> _Work task_
The entries are to be repeated in full, without any change.

> _Data to examine_
● ● ● ●
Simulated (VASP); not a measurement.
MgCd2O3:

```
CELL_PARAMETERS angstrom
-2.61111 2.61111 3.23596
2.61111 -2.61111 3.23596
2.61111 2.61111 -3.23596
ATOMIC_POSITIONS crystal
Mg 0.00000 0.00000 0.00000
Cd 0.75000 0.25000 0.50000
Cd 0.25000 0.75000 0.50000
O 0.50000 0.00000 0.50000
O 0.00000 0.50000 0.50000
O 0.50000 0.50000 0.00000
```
● ● ● ●

> _Your response_
Simulated (VASP); not a measurement.
MgCd2O3:

```
CELL_PARAMETERS angstrom
-2.61111 2.61111 3.23596
2.61111 -2.61111 3.23596
2.61111 2.61111 -3.23596
ATOMIC_POSITIONS crystal
Mg 0.00000 0.00000 0.00000
Cd 0.75000 0.25000 0.50000
Cd 0.25000 0.75000 0.50000
O 0.50000 0.00000 0.50000
O 0.00000 0.50000 0.50000
O 0.50000 0.50000 0.00000
```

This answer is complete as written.